- _Brief_:
Return the data given below exactly as it appears.

# # #

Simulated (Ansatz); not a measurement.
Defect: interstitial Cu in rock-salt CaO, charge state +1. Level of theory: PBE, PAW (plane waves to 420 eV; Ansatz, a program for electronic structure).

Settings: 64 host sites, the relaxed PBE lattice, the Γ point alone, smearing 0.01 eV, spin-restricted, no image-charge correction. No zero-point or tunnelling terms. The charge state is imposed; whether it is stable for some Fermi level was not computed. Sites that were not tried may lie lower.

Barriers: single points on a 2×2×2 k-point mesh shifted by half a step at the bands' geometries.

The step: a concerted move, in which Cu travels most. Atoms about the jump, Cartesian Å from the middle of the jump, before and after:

# # #

- _Task result_:
Simulated (Ansatz); not a measurement.
Defect: interstitial Cu in rock-salt CaO, charge state +1. Level of theory: PBE, PAW (plane waves to 420 eV; Ansatz, a program for electronic structure).

Settings: 64 host sites, the relaxed PBE lattice, the Γ point alone, smearing 0.01 eV, spin-restricted, no image-charge correction. No zero-point or tunnelling terms. The charge state is imposed; whether it is stable for some Fermi level was not computed. Sites that were not tried may lie lower.

Barriers: single points on a 2×2×2 k-point mesh shifted by half a step at the bands' geometries.

The step: a concerted move, in which Cu travels most. Atoms about the jump, Cartesian Å from the middle of the jump, before and after:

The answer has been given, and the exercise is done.